=-=-=-=-=
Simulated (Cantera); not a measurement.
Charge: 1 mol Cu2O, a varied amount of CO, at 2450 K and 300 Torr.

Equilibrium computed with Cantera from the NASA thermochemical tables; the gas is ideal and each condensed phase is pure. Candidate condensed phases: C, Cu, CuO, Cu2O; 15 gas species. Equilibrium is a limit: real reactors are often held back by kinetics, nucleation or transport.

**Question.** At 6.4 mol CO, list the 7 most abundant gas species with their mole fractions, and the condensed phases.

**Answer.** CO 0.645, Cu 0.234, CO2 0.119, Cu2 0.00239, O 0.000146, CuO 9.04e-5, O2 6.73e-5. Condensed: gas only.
=-=-=-=-=

# BRIEF
Give back the full listing exactly as it stands above.

# WRITTEN SOLUTION
Simulated (Cantera); not a measurement.
Charge: 1 mol Cu2O, a varied amount of CO, at 2450 K and 300 Torr.

Equilibrium computed with Cantera from the NASA thermochemical tables; the gas is ideal and each condensed phase is pure. Candidate condensed phases: C, Cu, CuO, Cu2O; 15 gas species. Equilibrium is a limit: real reactors are often held back by kinetics, nucleation or transport.

**Question.** At 6.4 mol CO, list the 7 most abundant gas species with their mole fractions, and the condensed phases.

**Answer.** CO 0.645, Cu 0.234, CO2 0.119, Cu2 0.00239, O 0.000146, CuO 9.04e-5, O2 6.73e-5. Condensed: gas only.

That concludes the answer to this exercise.